## ASSIGNMENT
Please return the lines below verbatim, beginning at the one that has "Task: The run" and stopping after the one that has "Result: Band gap", and add no other lines.

## SOURCE MATERIAL
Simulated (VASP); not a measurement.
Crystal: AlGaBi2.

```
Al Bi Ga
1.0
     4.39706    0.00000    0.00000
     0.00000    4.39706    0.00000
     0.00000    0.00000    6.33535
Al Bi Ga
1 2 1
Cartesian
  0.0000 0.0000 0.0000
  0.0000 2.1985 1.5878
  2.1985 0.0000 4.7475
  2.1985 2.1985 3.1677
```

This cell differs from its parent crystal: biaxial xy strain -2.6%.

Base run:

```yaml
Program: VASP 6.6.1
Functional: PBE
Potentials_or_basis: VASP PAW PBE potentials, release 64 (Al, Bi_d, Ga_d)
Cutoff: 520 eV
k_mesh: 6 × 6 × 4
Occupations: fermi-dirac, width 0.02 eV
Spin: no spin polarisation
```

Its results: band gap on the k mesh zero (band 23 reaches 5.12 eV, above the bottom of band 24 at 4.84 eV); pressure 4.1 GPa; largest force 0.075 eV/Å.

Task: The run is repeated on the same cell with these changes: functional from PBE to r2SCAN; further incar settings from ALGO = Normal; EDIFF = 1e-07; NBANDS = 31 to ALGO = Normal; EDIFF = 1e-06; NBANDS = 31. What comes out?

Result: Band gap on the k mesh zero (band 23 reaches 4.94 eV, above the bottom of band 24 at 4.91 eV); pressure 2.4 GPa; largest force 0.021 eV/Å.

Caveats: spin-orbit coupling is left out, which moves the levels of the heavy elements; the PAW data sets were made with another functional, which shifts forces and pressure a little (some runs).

## SOLUTION
Task: The run is repeated on the same cell with these changes: functional from PBE to r2SCAN; further incar settings from ALGO = Normal; EDIFF = 1e-07; NBANDS = 31 to ALGO = Normal; EDIFF = 1e-06; NBANDS = 31. What comes out?

Result: Band gap on the k mesh zero (band 23 reaches 4.94 eV, above the bottom of band 24 at 4.91 eV); pressure 2.4 GPa; largest force 0.021 eV/Å.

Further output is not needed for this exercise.